ASSIGNED TASK -> For the records that follow, please set down exactly the lines between the one holding "Ansatz 0.2.0; DFT" and the one holding "Thermal expansion follows", inclusive, and only those.

EXERCISE DATA ->
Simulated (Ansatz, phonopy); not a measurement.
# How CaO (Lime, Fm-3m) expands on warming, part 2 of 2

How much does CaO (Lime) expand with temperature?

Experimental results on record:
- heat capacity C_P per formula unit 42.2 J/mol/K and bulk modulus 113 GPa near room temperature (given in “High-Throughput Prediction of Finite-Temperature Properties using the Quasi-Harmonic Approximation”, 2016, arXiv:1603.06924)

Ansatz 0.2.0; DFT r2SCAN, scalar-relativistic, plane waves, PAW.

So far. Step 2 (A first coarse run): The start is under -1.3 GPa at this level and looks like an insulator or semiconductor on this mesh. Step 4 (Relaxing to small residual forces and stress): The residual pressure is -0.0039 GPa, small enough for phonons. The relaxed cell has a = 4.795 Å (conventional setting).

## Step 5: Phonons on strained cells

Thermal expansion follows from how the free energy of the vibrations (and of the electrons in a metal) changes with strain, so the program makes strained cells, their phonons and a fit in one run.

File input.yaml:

RESPONSE AREA ->
Ansatz 0.2.0; DFT r2SCAN, scalar-relativistic, plane waves, PAW.

So far. Step 2 (A first coarse run): The start is under -1.3 GPa at this level and looks like an insulator or semiconductor on this mesh. Step 4 (Relaxing to small residual forces and stress): The residual pressure is -0.0039 GPa, small enough for phonons. The relaxed cell has a = 4.795 Å (conventional setting).

## Step 5: Phonons on strained cells

Thermal expansion follows from how the free energy of the vibrations (and of the electrons in a metal) changes with strain, so the program makes strained cells, their phonons and a fit in one run.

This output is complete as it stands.